> **DATA RECORDS**
────

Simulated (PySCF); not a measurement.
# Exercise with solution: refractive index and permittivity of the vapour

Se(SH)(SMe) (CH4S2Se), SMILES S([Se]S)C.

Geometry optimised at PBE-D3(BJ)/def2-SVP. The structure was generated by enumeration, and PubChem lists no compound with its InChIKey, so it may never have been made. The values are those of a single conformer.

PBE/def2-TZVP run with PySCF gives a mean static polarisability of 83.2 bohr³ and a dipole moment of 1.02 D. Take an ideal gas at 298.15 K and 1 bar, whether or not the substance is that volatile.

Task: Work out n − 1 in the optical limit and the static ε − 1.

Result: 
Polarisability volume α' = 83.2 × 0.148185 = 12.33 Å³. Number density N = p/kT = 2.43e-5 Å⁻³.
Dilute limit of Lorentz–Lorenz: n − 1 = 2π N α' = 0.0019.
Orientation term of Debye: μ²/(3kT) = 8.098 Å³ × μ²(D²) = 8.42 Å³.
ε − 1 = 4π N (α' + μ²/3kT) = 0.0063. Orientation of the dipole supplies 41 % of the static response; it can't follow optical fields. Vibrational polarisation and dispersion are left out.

────

> **ASSIGNED TASK**
In the data above, repeat exactly each line from the first through the line that contains "Polarisability volume α'", and give nothing else.

> **REPLY**
Simulated (PySCF); not a measurement.
# Exercise with solution: refractive index and permittivity of the vapour

Se(SH)(SMe) (CH4S2Se), SMILES S([Se]S)C.

Geometry optimised at PBE-D3(BJ)/def2-SVP. The structure was generated by enumeration, and PubChem lists no compound with its InChIKey, so it may never have been made. The values are those of a single conformer.

PBE/def2-TZVP run with PySCF gives a mean static polarisability of 83.2 bohr³ and a dipole moment of 1.02 D. Take an ideal gas at 298.15 K and 1 bar, whether or not the substance is that volatile.

Task: Work out n − 1 in the optical limit and the static ε − 1.

Result: 
Polarisability volume α' = 83.2 × 0.148185 = 12.33 Å³. Number density N = p/kT = 2.43e-5 Å⁻³.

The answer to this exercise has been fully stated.